= WORK TASK =
Write the listing below out again exactly, though only as far as the line with "Question: Rank these", which is included.

*** ENTRIES SHOWN

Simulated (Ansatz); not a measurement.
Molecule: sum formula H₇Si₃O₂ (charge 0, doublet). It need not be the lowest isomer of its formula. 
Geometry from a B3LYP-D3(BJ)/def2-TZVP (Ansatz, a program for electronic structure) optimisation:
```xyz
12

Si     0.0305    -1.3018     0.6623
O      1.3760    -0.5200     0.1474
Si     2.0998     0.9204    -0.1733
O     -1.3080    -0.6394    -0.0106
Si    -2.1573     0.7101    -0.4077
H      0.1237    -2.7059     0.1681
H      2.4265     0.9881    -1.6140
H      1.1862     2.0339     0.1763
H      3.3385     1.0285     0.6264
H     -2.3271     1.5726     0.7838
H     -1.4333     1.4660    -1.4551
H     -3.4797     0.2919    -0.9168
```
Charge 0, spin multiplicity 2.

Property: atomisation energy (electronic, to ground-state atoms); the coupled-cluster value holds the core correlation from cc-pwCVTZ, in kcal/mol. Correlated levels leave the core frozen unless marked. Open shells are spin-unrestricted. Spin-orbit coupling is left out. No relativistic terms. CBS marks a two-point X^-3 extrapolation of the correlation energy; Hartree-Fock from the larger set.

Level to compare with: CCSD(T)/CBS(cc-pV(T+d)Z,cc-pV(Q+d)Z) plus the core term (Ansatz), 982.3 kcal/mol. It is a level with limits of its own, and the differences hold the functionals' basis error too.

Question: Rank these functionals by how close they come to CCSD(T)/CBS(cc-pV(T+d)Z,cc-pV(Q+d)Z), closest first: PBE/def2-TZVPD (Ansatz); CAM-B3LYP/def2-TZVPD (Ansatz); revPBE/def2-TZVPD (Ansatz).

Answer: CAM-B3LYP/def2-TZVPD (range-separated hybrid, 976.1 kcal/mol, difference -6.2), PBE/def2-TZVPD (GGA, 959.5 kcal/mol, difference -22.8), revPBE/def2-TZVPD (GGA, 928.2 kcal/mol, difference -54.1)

******

= ANSWER BOX =
Simulated (Ansatz); not a measurement.
Molecule: sum formula H₇Si₃O₂ (charge 0, doublet). It need not be the lowest isomer of its formula. 
Geometry from a B3LYP-D3(BJ)/def2-TZVP (Ansatz, a program for electronic structure) optimisation:
```xyz
12

Si     0.0305    -1.3018     0.6623
O      1.3760    -0.5200     0.1474
Si     2.0998     0.9204    -0.1733
O     -1.3080    -0.6394    -0.0106
Si    -2.1573     0.7101    -0.4077
H      0.1237    -2.7059     0.1681
H      2.4265     0.9881    -1.6140
H      1.1862     2.0339     0.1763
H      3.3385     1.0285     0.6264
H     -2.3271     1.5726     0.7838
H     -1.4333     1.4660    -1.4551
H     -3.4797     0.2919    -0.9168
```
Charge 0, spin multiplicity 2.

Property: atomisation energy (electronic, to ground-state atoms); the coupled-cluster value holds the core correlation from cc-pwCVTZ, in kcal/mol. Correlated levels leave the core frozen unless marked. Open shells are spin-unrestricted. Spin-orbit coupling is left out. No relativistic terms. CBS marks a two-point X^-3 extrapolation of the correlation energy; Hartree-Fock from the larger set.

Level to compare with: CCSD(T)/CBS(cc-pV(T+d)Z,cc-pV(Q+d)Z) plus the core term (Ansatz), 982.3 kcal/mol. It is a level with limits of its own, and the differences hold the functionals' basis error too.

Question: Rank these functionals by how close they come to CCSD(T)/CBS(cc-pV(T+d)Z,cc-pV(Q+d)Z), closest first: PBE/def2-TZVPD (Ansatz); CAM-B3LYP/def2-TZVPD (Ansatz); revPBE/def2-TZVPD (Ansatz).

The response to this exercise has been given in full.